▼▼▼

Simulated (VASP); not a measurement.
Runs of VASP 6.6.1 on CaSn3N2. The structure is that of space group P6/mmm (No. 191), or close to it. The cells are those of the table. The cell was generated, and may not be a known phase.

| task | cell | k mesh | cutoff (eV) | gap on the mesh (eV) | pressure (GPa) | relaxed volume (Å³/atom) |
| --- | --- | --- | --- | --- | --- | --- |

▲▲▲

▶ _Required action_
Write out every entry again exactly, please, with nothing missing.

▶ _Task result_
Simulated (VASP); not a measurement.
Runs of VASP 6.6.1 on CaSn3N2. The structure is that of space group P6/mmm (No. 191), or close to it. The cells are those of the table. The cell was generated, and may not be a known phase.

| task | cell | k mesh | cutoff (eV) | gap on the mesh (eV) | pressure (GPa) | relaxed volume (Å³/atom) |
| --- | --- | --- | --- | --- | --- | --- |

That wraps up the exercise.